--- ACTIVITY ---
Each line of the material, from the first through the one containing "Al(H)(Br)(vinyl) (C2H4AlBr), SMILES", is to be written out exactly.

==== PROVIDED INFORMATION

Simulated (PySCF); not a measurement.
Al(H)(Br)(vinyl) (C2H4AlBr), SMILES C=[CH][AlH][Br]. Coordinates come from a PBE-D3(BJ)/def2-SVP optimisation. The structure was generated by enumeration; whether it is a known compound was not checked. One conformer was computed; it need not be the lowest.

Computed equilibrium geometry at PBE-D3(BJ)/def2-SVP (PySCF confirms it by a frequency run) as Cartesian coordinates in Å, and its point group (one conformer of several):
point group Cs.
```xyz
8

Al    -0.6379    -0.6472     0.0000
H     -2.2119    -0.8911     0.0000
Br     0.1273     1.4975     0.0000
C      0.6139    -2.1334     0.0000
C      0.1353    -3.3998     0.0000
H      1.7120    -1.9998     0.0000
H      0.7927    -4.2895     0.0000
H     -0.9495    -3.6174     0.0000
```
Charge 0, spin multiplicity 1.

========

--- EXERCISE SOLUTION ---
Simulated (PySCF); not a measurement.
Al(H)(Br)(vinyl) (C2H4AlBr), SMILES C=[CH][AlH][Br]. Coordinates come from a PBE-D3(BJ)/def2-SVP optimisation. The structure was generated by enumeration; whether it is a known compound was not checked. One conformer was computed; it need not be the lowest.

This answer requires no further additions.